Brief: Retype the material, please. Every line must match.

Dataset entries:
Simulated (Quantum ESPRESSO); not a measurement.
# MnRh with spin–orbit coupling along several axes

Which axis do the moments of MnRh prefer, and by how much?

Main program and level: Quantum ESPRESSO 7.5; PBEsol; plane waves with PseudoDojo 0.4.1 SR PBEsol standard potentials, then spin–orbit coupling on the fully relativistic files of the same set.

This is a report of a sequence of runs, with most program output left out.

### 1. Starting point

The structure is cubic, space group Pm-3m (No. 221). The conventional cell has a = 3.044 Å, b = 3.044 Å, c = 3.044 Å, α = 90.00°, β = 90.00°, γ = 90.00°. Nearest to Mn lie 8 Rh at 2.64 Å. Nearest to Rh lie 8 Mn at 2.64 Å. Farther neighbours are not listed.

Your solution:
Simulated (Quantum ESPRESSO); not a measurement.
# MnRh with spin–orbit coupling along several axes

Which axis do the moments of MnRh prefer, and by how much?

Main program and level: Quantum ESPRESSO 7.5; PBEsol; plane waves with PseudoDojo 0.4.1 SR PBEsol standard potentials, then spin–orbit coupling on the fully relativistic files of the same set.

This is a report of a sequence of runs, with most program output left out.

### 1. Starting point

The structure is cubic, space group Pm-3m (No. 221). The conventional cell has a = 3.044 Å, b = 3.044 Å, c = 3.044 Å, α = 90.00°, β = 90.00°, γ = 90.00°. Nearest to Mn lie 8 Rh at 2.64 Å. Nearest to Rh lie 8 Mn at 2.64 Å. Farther neighbours are not listed.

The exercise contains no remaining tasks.